● **Brief**
Repeat verbatim only the lines from the opening of the material below through the one that contains "-0.041 | 0.214 |".

Top of Given entries
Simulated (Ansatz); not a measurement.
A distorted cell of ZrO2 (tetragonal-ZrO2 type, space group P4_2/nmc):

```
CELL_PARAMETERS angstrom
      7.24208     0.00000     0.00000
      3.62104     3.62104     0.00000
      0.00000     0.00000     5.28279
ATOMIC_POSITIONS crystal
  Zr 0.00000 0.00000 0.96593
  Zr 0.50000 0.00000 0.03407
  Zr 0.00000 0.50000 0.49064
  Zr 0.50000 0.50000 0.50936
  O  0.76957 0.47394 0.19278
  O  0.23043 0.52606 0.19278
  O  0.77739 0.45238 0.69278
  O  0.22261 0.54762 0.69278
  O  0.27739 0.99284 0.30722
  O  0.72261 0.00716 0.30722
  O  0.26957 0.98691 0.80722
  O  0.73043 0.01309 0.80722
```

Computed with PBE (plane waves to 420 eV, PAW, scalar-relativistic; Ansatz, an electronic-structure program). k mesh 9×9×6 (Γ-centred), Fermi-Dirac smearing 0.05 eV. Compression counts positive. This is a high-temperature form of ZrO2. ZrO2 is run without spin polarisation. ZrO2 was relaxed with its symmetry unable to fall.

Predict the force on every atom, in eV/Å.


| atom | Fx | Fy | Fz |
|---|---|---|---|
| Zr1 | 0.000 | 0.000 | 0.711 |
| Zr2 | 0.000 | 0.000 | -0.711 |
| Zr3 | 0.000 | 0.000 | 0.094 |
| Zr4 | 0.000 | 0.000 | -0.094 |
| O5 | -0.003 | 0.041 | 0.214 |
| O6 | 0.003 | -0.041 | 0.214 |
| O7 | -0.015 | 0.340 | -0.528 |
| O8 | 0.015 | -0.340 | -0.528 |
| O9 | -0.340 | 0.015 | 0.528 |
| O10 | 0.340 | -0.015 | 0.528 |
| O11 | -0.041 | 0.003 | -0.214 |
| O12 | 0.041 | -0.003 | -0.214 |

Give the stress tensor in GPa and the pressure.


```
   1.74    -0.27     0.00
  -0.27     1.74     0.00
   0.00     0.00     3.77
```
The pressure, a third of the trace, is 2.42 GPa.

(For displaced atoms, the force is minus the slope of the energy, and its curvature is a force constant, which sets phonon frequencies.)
Bottom of Given entries

● **Problem solution**
Simulated (Ansatz); not a measurement.
A distorted cell of ZrO2 (tetragonal-ZrO2 type, space group P4_2/nmc):

```
CELL_PARAMETERS angstrom
      7.24208     0.00000     0.00000
      3.62104     3.62104     0.00000
      0.00000     0.00000     5.28279
ATOMIC_POSITIONS crystal
  Zr 0.00000 0.00000 0.96593
  Zr 0.50000 0.00000 0.03407
  Zr 0.00000 0.50000 0.49064
  Zr 0.50000 0.50000 0.50936
  O  0.76957 0.47394 0.19278
  O  0.23043 0.52606 0.19278
  O  0.77739 0.45238 0.69278
  O  0.22261 0.54762 0.69278
  O  0.27739 0.99284 0.30722
  O  0.72261 0.00716 0.30722
  O  0.26957 0.98691 0.80722
  O  0.73043 0.01309 0.80722
```

Computed with PBE (plane waves to 420 eV, PAW, scalar-relativistic; Ansatz, an electronic-structure program). k mesh 9×9×6 (Γ-centred), Fermi-Dirac smearing 0.05 eV. Compression counts positive. This is a high-temperature form of ZrO2. ZrO2 is run without spin polarisation. ZrO2 was relaxed with its symmetry unable to fall.

Predict the force on every atom, in eV/Å.


| atom | Fx | Fy | Fz |
|---|---|---|---|
| Zr1 | 0.000 | 0.000 | 0.711 |
| Zr2 | 0.000 | 0.000 | -0.711 |
| Zr3 | 0.000 | 0.000 | 0.094 |
| Zr4 | 0.000 | 0.000 | -0.094 |
| O5 | -0.003 | 0.041 | 0.214 |
| O6 | 0.003 | -0.041 | 0.214 |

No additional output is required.